§ **Assignment**
Reproduce all records below exactly.

§ **Given entries**
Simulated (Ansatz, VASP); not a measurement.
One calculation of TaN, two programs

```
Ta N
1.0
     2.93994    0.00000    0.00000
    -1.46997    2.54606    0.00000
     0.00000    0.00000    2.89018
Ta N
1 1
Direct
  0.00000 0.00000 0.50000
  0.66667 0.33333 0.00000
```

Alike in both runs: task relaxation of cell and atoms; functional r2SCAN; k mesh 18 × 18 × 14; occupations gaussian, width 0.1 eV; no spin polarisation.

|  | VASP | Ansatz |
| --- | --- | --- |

§ **Exercise response**
Simulated (Ansatz, VASP); not a measurement.
One calculation of TaN, two programs

```
Ta N
1.0
     2.93994    0.00000    0.00000
    -1.46997    2.54606    0.00000
     0.00000    0.00000    2.89018
Ta N
1 1
Direct
  0.00000 0.00000 0.50000
  0.66667 0.33333 0.00000
```

Alike in both runs: task relaxation of cell and atoms; functional r2SCAN; k mesh 18 × 18 × 14; occupations gaussian, width 0.1 eV; no spin polarisation.

|  | VASP | Ansatz |
| --- | --- | --- |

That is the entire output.